(EXERCISE) The full listing should be duplicated word for word.

(DATA TO EXAMINE)
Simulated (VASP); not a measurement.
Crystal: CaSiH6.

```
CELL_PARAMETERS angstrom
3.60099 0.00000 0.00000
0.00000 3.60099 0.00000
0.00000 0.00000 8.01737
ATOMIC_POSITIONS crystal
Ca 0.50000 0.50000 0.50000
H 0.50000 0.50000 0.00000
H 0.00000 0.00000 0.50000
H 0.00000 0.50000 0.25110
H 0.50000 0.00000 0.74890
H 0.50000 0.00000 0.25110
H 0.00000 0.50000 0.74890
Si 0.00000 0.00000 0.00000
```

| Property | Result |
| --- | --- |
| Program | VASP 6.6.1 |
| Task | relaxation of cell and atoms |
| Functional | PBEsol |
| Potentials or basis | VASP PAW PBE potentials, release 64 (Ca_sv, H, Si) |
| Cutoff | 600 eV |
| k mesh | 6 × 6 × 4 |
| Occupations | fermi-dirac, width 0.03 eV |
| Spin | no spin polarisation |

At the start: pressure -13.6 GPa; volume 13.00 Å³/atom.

(PROBLEM SOLUTION)
Simulated (VASP); not a measurement.
Crystal: CaSiH6.

```
CELL_PARAMETERS angstrom
3.60099 0.00000 0.00000
0.00000 3.60099 0.00000
0.00000 0.00000 8.01737
ATOMIC_POSITIONS crystal
Ca 0.50000 0.50000 0.50000
H 0.50000 0.50000 0.00000
H 0.00000 0.00000 0.50000
H 0.00000 0.50000 0.25110
H 0.50000 0.00000 0.74890
H 0.50000 0.00000 0.25110
H 0.00000 0.50000 0.74890
Si 0.00000 0.00000 0.00000
```

| Property | Result |
| --- | --- |
| Program | VASP 6.6.1 |
| Task | relaxation of cell and atoms |
| Functional | PBEsol |
| Potentials or basis | VASP PAW PBE potentials, release 64 (Ca_sv, H, Si) |
| Cutoff | 600 eV |
| k mesh | 6 × 6 × 4 |
| Occupations | fermi-dirac, width 0.03 eV |
| Spin | no spin polarisation |

At the start: pressure -13.6 GPa; volume 13.00 Å³/atom.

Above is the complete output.